### [Entries provided]
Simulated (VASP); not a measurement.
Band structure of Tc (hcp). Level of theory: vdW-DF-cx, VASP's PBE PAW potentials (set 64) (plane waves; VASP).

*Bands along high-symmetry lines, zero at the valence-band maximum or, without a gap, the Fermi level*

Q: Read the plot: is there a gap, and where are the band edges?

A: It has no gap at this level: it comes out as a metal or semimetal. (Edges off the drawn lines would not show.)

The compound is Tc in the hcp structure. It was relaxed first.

### [Task item]
Keep every word as given and return the full listing.

### [Written answer]
Simulated (VASP); not a measurement.
Band structure of Tc (hcp). Level of theory: vdW-DF-cx, VASP's PBE PAW potentials (set 64) (plane waves; VASP).

*Bands along high-symmetry lines, zero at the valence-band maximum or, without a gap, the Fermi level*

Q: Read the plot: is there a gap, and where are the band edges?

A: It has no gap at this level: it comes out as a metal or semimetal. (Edges off the drawn lines would not show.)

The compound is Tc in the hcp structure. It was relaxed first.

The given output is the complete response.